▸ EXERCISE
Return the entries in full, exactly as they were written.

▸ EXTRACTED ENTRIES
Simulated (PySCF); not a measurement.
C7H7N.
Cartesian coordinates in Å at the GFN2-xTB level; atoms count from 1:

▸ REPLY
Simulated (PySCF); not a measurement.
C7H7N.
Cartesian coordinates in Å at the GFN2-xTB level; atoms count from 1:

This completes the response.